● **ENTRIES SHOWN**:
______________________________
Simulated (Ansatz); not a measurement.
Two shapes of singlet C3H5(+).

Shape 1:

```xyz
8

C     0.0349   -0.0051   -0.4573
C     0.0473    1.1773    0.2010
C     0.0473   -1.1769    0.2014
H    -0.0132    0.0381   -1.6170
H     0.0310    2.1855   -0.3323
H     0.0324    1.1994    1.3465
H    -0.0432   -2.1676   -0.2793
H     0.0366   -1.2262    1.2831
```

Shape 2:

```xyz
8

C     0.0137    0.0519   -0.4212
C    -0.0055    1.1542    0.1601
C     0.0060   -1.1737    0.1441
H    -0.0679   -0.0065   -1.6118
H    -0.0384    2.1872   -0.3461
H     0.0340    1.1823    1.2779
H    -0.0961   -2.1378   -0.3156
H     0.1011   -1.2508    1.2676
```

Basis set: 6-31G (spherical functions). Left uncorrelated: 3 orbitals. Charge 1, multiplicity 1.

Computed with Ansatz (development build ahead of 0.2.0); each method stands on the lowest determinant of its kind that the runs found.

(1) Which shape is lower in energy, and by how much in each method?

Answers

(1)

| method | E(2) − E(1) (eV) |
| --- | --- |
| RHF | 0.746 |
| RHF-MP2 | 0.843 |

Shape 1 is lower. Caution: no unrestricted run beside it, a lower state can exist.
______________________________

Print, exactly as written, the first line of the records above and each line after it until the line with "RHF-MP2 | 0.843 |", which is printed too.

Simulated (Ansatz); not a measurement.
Two shapes of singlet C3H5(+).

Shape 1:

```xyz
8

C     0.0349   -0.0051   -0.4573
C     0.0473    1.1773    0.2010
C     0.0473   -1.1769    0.2014
H    -0.0132    0.0381   -1.6170
H     0.0310    2.1855   -0.3323
H     0.0324    1.1994    1.3465
H    -0.0432   -2.1676   -0.2793
H     0.0366   -1.2262    1.2831
```

Shape 2:

```xyz
8

C     0.0137    0.0519   -0.4212
C    -0.0055    1.1542    0.1601
C     0.0060   -1.1737    0.1441
H    -0.0679   -0.0065   -1.6118
H    -0.0384    2.1872   -0.3461
H     0.0340    1.1823    1.2779
H    -0.0961   -2.1378   -0.3156
H     0.1011   -1.2508    1.2676
```

Basis set: 6-31G (spherical functions). Left uncorrelated: 3 orbitals. Charge 1, multiplicity 1.

Computed with Ansatz (development build ahead of 0.2.0); each method stands on the lowest determinant of its kind that the runs found.

(1) Which shape is lower in energy, and by how much in each method?

Answers

(1)

| method | E(2) − E(1) (eV) |
| --- | --- |
| RHF | 0.746 |
| RHF-MP2 | 0.843 |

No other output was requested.